# Task item
Please take the entries below from the first line through the line containing "64 (W_sv, S) |" and repeat them exactly, leaving out everything after.

# Excerpted data
——————
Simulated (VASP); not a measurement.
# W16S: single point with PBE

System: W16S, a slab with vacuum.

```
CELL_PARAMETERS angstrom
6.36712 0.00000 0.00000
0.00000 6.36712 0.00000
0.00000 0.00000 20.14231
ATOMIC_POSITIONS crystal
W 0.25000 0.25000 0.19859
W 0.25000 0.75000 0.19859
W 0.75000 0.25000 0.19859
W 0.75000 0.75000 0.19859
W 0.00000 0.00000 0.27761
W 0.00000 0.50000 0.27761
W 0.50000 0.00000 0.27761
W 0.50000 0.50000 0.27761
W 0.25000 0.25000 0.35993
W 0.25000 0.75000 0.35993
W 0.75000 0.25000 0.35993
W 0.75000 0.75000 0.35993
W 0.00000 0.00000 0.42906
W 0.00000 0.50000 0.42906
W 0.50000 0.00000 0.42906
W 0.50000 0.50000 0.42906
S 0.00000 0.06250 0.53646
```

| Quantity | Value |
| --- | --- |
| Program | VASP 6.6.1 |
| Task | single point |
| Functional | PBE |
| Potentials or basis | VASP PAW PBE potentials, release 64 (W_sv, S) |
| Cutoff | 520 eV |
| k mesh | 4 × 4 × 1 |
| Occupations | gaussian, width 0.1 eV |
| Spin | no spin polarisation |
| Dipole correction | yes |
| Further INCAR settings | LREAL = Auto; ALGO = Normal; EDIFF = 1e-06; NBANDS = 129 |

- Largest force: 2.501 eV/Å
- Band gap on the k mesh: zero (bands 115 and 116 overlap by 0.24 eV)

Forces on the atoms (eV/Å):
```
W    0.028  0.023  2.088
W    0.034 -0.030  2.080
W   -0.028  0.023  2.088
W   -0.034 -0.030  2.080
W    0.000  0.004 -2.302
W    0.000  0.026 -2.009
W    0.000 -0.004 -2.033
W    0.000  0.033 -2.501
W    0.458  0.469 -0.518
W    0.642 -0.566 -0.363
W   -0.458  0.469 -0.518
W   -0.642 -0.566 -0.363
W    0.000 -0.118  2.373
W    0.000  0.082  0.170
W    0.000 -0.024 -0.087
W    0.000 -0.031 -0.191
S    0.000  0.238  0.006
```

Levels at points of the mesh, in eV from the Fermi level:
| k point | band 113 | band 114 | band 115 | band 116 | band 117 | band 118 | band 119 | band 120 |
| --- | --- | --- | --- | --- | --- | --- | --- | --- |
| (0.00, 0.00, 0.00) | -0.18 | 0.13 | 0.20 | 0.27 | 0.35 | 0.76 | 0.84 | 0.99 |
——————

# Answer area
Simulated (VASP); not a measurement.
# W16S: single point with PBE

System: W16S, a slab with vacuum.

```
CELL_PARAMETERS angstrom
6.36712 0.00000 0.00000
0.00000 6.36712 0.00000
0.00000 0.00000 20.14231
ATOMIC_POSITIONS crystal
W 0.25000 0.25000 0.19859
W 0.25000 0.75000 0.19859
W 0.75000 0.25000 0.19859
W 0.75000 0.75000 0.19859
W 0.00000 0.00000 0.27761
W 0.00000 0.50000 0.27761
W 0.50000 0.00000 0.27761
W 0.50000 0.50000 0.27761
W 0.25000 0.25000 0.35993
W 0.25000 0.75000 0.35993
W 0.75000 0.25000 0.35993
W 0.75000 0.75000 0.35993
W 0.00000 0.00000 0.42906
W 0.00000 0.50000 0.42906
W 0.50000 0.00000 0.42906
W 0.50000 0.50000 0.42906
S 0.00000 0.06250 0.53646
```

| Quantity | Value |
| --- | --- |
| Program | VASP 6.6.1 |
| Task | single point |
| Functional | PBE |
| Potentials or basis | VASP PAW PBE potentials, release 64 (W_sv, S) |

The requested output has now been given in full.